*WORK REQUEST*.
The listing below should be copied in full, word for word.

*DATA EXTRACTS*.
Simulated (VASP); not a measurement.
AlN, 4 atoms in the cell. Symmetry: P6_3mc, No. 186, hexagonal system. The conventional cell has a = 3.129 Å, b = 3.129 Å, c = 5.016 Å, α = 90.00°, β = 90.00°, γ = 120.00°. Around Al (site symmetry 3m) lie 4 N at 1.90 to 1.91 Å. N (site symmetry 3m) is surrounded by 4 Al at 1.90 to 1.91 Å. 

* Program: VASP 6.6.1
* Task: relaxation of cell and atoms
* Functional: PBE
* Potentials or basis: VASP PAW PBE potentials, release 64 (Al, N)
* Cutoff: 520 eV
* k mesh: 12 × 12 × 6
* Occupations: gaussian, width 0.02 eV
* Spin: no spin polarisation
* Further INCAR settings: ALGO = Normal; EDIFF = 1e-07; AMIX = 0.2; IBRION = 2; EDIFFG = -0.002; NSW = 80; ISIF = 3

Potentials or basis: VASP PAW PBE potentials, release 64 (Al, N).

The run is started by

*YOUR RESPONSE*.
Simulated (VASP); not a measurement.
AlN, 4 atoms in the cell. Symmetry: P6_3mc, No. 186, hexagonal system. The conventional cell has a = 3.129 Å, b = 3.129 Å, c = 5.016 Å, α = 90.00°, β = 90.00°, γ = 120.00°. Around Al (site symmetry 3m) lie 4 N at 1.90 to 1.91 Å. N (site symmetry 3m) is surrounded by 4 Al at 1.90 to 1.91 Å. 

* Program: VASP 6.6.1
* Task: relaxation of cell and atoms
* Functional: PBE
* Potentials or basis: VASP PAW PBE potentials, release 64 (Al, N)
* Cutoff: 520 eV
* k mesh: 12 × 12 × 6
* Occupations: gaussian, width 0.02 eV
* Spin: no spin polarisation
* Further INCAR settings: ALGO = Normal; EDIFF = 1e-07; AMIX = 0.2; IBRION = 2; EDIFFG = -0.002; NSW = 80; ISIF = 3

Potentials or basis: VASP PAW PBE potentials, release 64 (Al, N).

The run is started by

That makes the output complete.